▼▼▼

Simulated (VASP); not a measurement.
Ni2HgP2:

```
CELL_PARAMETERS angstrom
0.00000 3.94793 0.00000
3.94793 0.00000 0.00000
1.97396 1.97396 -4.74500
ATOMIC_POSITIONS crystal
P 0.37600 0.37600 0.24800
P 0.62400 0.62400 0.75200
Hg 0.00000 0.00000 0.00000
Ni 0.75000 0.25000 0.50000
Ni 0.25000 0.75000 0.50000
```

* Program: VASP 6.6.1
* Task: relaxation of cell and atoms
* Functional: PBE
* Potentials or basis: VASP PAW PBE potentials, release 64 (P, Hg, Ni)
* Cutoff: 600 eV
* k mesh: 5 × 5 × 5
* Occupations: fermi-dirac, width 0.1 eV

▲▲▲

### Assigned task
Your job is to restate all of the data word for word.

### Response box
Simulated (VASP); not a measurement.
Ni2HgP2:

```
CELL_PARAMETERS angstrom
0.00000 3.94793 0.00000
3.94793 0.00000 0.00000
1.97396 1.97396 -4.74500
ATOMIC_POSITIONS crystal
P 0.37600 0.37600 0.24800
P 0.62400 0.62400 0.75200
Hg 0.00000 0.00000 0.00000
Ni 0.75000 0.25000 0.50000
Ni 0.25000 0.75000 0.50000
```

* Program: VASP 6.6.1
* Task: relaxation of cell and atoms
* Functional: PBE
* Potentials or basis: VASP PAW PBE potentials, release 64 (P, Hg, Ni)
* Cutoff: 600 eV
* k mesh: 5 × 5 × 5
* Occupations: fermi-dirac, width 0.1 eV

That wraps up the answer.